# GIVEN DATA:
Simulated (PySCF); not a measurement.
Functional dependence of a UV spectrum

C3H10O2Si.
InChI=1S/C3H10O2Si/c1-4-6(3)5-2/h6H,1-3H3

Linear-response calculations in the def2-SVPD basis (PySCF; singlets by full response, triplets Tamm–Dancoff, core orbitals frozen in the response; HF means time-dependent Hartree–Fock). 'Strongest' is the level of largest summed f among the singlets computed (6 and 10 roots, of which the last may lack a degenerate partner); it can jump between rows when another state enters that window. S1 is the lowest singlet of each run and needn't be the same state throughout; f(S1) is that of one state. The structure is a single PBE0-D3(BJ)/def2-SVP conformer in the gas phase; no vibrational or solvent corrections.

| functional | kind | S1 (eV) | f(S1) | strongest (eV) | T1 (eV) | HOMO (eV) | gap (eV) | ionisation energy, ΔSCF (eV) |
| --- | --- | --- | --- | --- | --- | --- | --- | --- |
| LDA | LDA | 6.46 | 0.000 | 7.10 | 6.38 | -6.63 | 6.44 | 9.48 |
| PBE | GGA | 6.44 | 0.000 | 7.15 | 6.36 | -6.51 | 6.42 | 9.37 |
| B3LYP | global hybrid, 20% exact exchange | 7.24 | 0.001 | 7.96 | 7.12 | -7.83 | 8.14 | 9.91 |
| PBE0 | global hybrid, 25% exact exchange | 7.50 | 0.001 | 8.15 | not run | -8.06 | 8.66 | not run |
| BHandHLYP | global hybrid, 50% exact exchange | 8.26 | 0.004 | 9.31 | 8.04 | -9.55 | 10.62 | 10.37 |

# ASSIGNMENT:
Beginning with the first line of the records above, reproduce each line exactly, ending at the line that contains "InChI=1S/C3H10O2Si/c1-4-6(3)5-2/h6H,1-3H3", and leave out everything else.

# YOUR RESPONSE:
Simulated (PySCF); not a measurement.
Functional dependence of a UV spectrum

C3H10O2Si.
InChI=1S/C3H10O2Si/c1-4-6(3)5-2/h6H,1-3H3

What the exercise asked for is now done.